_ASSIGNMENT_: Lines from the top of the entries through the line that has "Task: Rank by" must be duplicated exactly, and no others.

_PROVIDED INFORMATION_:
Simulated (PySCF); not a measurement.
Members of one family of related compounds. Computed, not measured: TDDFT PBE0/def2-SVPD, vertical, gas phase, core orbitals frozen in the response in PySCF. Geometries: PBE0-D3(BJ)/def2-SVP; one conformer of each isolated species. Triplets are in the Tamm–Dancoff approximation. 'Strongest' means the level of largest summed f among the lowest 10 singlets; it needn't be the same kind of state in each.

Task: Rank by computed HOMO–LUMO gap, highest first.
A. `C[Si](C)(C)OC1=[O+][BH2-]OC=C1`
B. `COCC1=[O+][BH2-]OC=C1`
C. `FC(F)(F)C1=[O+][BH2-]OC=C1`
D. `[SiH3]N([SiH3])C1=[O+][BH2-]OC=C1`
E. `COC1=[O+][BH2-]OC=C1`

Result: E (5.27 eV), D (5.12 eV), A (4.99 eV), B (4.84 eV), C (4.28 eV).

_RESPONSE_:
Simulated (PySCF); not a measurement.
Members of one family of related compounds. Computed, not measured: TDDFT PBE0/def2-SVPD, vertical, gas phase, core orbitals frozen in the response in PySCF. Geometries: PBE0-D3(BJ)/def2-SVP; one conformer of each isolated species. Triplets are in the Tamm–Dancoff approximation. 'Strongest' means the level of largest summed f among the lowest 10 singlets; it needn't be the same kind of state in each.

Task: Rank by computed HOMO–LUMO gap, highest first.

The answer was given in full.